> _REQUIREMENT_
Up to and including the line with "A k mesh can", copy the records below exactly from their first line.

> _DATA SUPPLIED_
———

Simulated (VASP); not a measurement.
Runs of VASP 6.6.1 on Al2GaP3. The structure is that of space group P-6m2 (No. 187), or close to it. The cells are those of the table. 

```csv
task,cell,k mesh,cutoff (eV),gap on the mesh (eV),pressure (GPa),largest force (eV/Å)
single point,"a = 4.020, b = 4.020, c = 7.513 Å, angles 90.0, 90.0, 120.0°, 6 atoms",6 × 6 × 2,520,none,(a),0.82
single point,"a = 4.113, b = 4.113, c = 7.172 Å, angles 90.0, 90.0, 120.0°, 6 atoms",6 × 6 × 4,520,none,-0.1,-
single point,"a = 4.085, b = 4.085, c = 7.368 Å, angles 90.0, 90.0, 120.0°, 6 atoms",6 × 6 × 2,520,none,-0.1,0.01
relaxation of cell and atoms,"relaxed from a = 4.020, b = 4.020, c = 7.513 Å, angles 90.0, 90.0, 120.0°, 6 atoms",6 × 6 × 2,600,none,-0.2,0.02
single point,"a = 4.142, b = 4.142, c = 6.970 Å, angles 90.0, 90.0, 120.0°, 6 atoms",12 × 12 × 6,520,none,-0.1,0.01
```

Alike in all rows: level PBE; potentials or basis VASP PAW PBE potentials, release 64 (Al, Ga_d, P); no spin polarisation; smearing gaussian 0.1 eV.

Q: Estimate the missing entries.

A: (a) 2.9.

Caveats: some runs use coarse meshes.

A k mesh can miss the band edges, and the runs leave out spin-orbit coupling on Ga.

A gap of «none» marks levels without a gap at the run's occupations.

———

> _WRITTEN SOLUTION_
Simulated (VASP); not a measurement.
Runs of VASP 6.6.1 on Al2GaP3. The structure is that of space group P-6m2 (No. 187), or close to it. The cells are those of the table. 

```csv
task,cell,k mesh,cutoff (eV),gap on the mesh (eV),pressure (GPa),largest force (eV/Å)
single point,"a = 4.020, b = 4.020, c = 7.513 Å, angles 90.0, 90.0, 120.0°, 6 atoms",6 × 6 × 2,520,none,(a),0.82
single point,"a = 4.113, b = 4.113, c = 7.172 Å, angles 90.0, 90.0, 120.0°, 6 atoms",6 × 6 × 4,520,none,-0.1,-
single point,"a = 4.085, b = 4.085, c = 7.368 Å, angles 90.0, 90.0, 120.0°, 6 atoms",6 × 6 × 2,520,none,-0.1,0.01
relaxation of cell and atoms,"relaxed from a = 4.020, b = 4.020, c = 7.513 Å, angles 90.0, 90.0, 120.0°, 6 atoms",6 × 6 × 2,600,none,-0.2,0.02
single point,"a = 4.142, b = 4.142, c = 6.970 Å, angles 90.0, 90.0, 120.0°, 6 atoms",12 × 12 × 6,520,none,-0.1,0.01
```

Alike in all rows: level PBE; potentials or basis VASP PAW PBE potentials, release 64 (Al, Ga_d, P); no spin polarisation; smearing gaussian 0.1 eV.

Q: Estimate the missing entries.

A: (a) 2.9.

Caveats: some runs use coarse meshes.

A k mesh can miss the band edges, and the runs leave out spin-orbit coupling on Ga.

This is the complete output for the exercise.